• WORK REQUEST:
The full listing below should be repeated exactly.

• SUPPLIED ENTRIES:
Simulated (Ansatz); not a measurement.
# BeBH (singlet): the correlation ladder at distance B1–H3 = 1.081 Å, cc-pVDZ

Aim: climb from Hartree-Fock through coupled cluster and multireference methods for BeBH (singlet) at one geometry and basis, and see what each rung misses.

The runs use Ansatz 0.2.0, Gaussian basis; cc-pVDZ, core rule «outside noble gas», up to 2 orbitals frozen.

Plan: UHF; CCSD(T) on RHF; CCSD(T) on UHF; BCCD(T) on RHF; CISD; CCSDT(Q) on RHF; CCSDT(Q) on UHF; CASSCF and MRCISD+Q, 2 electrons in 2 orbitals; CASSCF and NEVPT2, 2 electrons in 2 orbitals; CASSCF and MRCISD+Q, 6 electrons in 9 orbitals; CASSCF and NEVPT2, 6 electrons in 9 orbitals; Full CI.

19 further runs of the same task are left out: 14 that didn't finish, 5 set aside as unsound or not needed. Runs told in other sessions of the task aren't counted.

• RESULT:
Simulated (Ansatz); not a measurement.
# BeBH (singlet): the correlation ladder at distance B1–H3 = 1.081 Å, cc-pVDZ

Aim: climb from Hartree-Fock through coupled cluster and multireference methods for BeBH (singlet) at one geometry and basis, and see what each rung misses.

The runs use Ansatz 0.2.0, Gaussian basis; cc-pVDZ, core rule «outside noble gas», up to 2 orbitals frozen.

Plan: UHF; CCSD(T) on RHF; CCSD(T) on UHF; BCCD(T) on RHF; CISD; CCSDT(Q) on RHF; CCSDT(Q) on UHF; CASSCF and MRCISD+Q, 2 electrons in 2 orbitals; CASSCF and NEVPT2, 2 electrons in 2 orbitals; CASSCF and MRCISD+Q, 6 electrons in 9 orbitals; CASSCF and NEVPT2, 6 electrons in 9 orbitals; Full CI.

19 further runs of the same task are left out: 14 that didn't finish, 5 set aside as unsound or not needed. Runs told in other sessions of the task aren't counted.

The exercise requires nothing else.